───── SUPPLIED MATERIAL

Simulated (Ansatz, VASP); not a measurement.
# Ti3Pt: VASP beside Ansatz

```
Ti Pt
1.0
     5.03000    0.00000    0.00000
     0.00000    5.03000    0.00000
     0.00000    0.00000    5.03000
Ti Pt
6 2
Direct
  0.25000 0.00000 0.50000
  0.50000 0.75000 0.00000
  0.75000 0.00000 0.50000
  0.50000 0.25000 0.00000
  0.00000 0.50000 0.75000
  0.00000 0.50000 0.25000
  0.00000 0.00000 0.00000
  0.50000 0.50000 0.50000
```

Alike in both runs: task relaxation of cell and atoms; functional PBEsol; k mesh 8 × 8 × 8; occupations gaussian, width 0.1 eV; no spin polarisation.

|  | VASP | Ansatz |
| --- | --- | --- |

──────────

BRIEF:
Leaving every word in place, output the whole listing above.

TASK OUTPUT:
Simulated (Ansatz, VASP); not a measurement.
# Ti3Pt: VASP beside Ansatz

```
Ti Pt
1.0
     5.03000    0.00000    0.00000
     0.00000    5.03000    0.00000
     0.00000    0.00000    5.03000
Ti Pt
6 2
Direct
  0.25000 0.00000 0.50000
  0.50000 0.75000 0.00000
  0.75000 0.00000 0.50000
  0.50000 0.25000 0.00000
  0.00000 0.50000 0.75000
  0.00000 0.50000 0.25000
  0.00000 0.00000 0.00000
  0.50000 0.50000 0.50000
```

Alike in both runs: task relaxation of cell and atoms; functional PBEsol; k mesh 8 × 8 × 8; occupations gaussian, width 0.1 eV; no spin polarisation.

|  | VASP | Ansatz |
| --- | --- | --- |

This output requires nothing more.